>>>>>
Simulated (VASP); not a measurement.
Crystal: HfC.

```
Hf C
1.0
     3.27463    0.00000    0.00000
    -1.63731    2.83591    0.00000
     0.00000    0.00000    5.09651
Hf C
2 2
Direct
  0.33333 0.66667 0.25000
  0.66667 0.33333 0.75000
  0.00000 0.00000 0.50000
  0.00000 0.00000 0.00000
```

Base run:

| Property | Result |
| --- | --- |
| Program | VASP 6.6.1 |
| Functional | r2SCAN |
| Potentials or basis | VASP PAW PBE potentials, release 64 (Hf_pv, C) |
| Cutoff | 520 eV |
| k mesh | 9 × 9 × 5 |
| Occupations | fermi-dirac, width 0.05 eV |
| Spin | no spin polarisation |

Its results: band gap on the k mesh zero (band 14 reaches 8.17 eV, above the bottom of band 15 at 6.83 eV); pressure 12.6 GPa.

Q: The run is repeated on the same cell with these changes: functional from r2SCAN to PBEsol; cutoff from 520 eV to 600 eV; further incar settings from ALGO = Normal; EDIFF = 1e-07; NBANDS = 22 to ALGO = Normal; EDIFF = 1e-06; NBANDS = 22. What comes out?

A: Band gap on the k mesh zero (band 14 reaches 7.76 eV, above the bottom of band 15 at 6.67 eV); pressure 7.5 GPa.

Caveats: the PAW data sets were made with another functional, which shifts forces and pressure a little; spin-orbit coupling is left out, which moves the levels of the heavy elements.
<<<<<

## WORK TASK
The lines above, starting at the one with "Property | Result |" and ending at the one with "Its results: band", are the only ones to return, exactly as written.

## ANSWER AREA
| Property | Result |
| --- | --- |
| Program | VASP 6.6.1 |
| Functional | r2SCAN |
| Potentials or basis | VASP PAW PBE potentials, release 64 (Hf_pv, C) |
| Cutoff | 520 eV |
| k mesh | 9 × 9 × 5 |
| Occupations | fermi-dirac, width 0.05 eV |
| Spin | no spin polarisation |

Its results: band gap on the k mesh zero (band 14 reaches 8.17 eV, above the bottom of band 15 at 6.83 eV); pressure 12.6 GPa.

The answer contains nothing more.